§ Assignment: The entire listing below needs to be transcribed word for word.

§ Listed records:
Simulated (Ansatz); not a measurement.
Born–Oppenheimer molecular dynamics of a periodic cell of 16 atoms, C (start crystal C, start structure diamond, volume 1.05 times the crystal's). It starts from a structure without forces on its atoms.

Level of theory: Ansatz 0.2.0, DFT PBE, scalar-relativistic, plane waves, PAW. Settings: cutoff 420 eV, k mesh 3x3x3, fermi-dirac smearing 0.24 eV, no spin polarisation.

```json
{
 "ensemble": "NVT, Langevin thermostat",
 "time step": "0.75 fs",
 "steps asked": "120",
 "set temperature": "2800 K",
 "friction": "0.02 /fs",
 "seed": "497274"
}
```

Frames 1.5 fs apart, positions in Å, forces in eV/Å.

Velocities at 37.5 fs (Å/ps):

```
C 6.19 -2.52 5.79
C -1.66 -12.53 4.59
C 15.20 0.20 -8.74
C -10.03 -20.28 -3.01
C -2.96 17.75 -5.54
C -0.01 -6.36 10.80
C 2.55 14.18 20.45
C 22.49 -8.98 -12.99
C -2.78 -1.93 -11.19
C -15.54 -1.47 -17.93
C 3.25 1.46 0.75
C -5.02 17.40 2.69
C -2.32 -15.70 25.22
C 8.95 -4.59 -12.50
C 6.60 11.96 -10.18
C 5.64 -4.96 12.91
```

§ Worked solution:
Simulated (Ansatz); not a measurement.
Born–Oppenheimer molecular dynamics of a periodic cell of 16 atoms, C (start crystal C, start structure diamond, volume 1.05 times the crystal's). It starts from a structure without forces on its atoms.

Level of theory: Ansatz 0.2.0, DFT PBE, scalar-relativistic, plane waves, PAW. Settings: cutoff 420 eV, k mesh 3x3x3, fermi-dirac smearing 0.24 eV, no spin polarisation.

```json
{
 "ensemble": "NVT, Langevin thermostat",
 "time step": "0.75 fs",
 "steps asked": "120",
 "set temperature": "2800 K",
 "friction": "0.02 /fs",
 "seed": "497274"
}
```

Frames 1.5 fs apart, positions in Å, forces in eV/Å.

Velocities at 37.5 fs (Å/ps):

```
C 6.19 -2.52 5.79
C -1.66 -12.53 4.59
C 15.20 0.20 -8.74
C -10.03 -20.28 -3.01
C -2.96 17.75 -5.54
C -0.01 -6.36 10.80
C 2.55 14.18 20.45
C 22.49 -8.98 -12.99
C -2.78 -1.93 -11.19
C -15.54 -1.47 -17.93
C 3.25 1.46 0.75
C -5.02 17.40 2.69
C -2.32 -15.70 25.22
C 8.95 -4.59 -12.50
C 6.60 11.96 -10.18
C 5.64 -4.96 12.91
```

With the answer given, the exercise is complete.